WORK ITEM:
Repeat the records below exactly.

INFORMATION SHOWN:
★ ★ ★
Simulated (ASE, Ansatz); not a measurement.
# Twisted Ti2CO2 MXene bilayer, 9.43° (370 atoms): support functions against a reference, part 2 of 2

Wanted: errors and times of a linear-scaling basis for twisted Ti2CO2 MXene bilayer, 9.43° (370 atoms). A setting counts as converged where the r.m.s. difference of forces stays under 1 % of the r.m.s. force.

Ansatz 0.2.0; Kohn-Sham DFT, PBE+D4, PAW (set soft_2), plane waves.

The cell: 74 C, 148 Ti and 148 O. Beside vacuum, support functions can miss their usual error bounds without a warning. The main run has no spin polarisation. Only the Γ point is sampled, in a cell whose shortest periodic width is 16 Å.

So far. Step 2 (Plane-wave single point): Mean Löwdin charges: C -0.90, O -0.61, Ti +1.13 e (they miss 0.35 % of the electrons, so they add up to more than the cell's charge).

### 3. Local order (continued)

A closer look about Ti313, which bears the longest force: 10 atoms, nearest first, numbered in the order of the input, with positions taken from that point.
★ ★ ★

SOLUTION:
Simulated (ASE, Ansatz); not a measurement.
# Twisted Ti2CO2 MXene bilayer, 9.43° (370 atoms): support functions against a reference, part 2 of 2

Wanted: errors and times of a linear-scaling basis for twisted Ti2CO2 MXene bilayer, 9.43° (370 atoms). A setting counts as converged where the r.m.s. difference of forces stays under 1 % of the r.m.s. force.

Ansatz 0.2.0; Kohn-Sham DFT, PBE+D4, PAW (set soft_2), plane waves.

The cell: 74 C, 148 Ti and 148 O. Beside vacuum, support functions can miss their usual error bounds without a warning. The main run has no spin polarisation. Only the Γ point is sampled, in a cell whose shortest periodic width is 16 Å.

So far. Step 2 (Plane-wave single point): Mean Löwdin charges: C -0.90, O -0.61, Ti +1.13 e (they miss 0.35 % of the electrons, so they add up to more than the cell's charge).

### 3. Local order (continued)

A closer look about Ti313, which bears the longest force: 10 atoms, nearest first, numbered in the order of the input, with positions taken from that point.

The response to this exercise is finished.